╭─ DATA SECTION

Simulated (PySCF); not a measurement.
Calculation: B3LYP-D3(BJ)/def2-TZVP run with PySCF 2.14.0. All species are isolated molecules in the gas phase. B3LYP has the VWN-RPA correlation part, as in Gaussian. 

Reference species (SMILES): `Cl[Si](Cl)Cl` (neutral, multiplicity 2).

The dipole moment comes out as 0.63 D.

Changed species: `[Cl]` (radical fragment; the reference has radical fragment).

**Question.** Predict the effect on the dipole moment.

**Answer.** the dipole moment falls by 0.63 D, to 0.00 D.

╰─

WORK REQUEST:
Retype, exactly as written, everything from the first line of the data above through the line containing "the dipole moment.". Nothing else should appear.

YOUR SOLUTION:
Simulated (PySCF); not a measurement.
Calculation: B3LYP-D3(BJ)/def2-TZVP run with PySCF 2.14.0. All species are isolated molecules in the gas phase. B3LYP has the VWN-RPA correlation part, as in Gaussian. 

Reference species (SMILES): `Cl[Si](Cl)Cl` (neutral, multiplicity 2).

The dipole moment comes out as 0.63 D.

Changed species: `[Cl]` (radical fragment; the reference has radical fragment).

**Question.** Predict the effect on the dipole moment.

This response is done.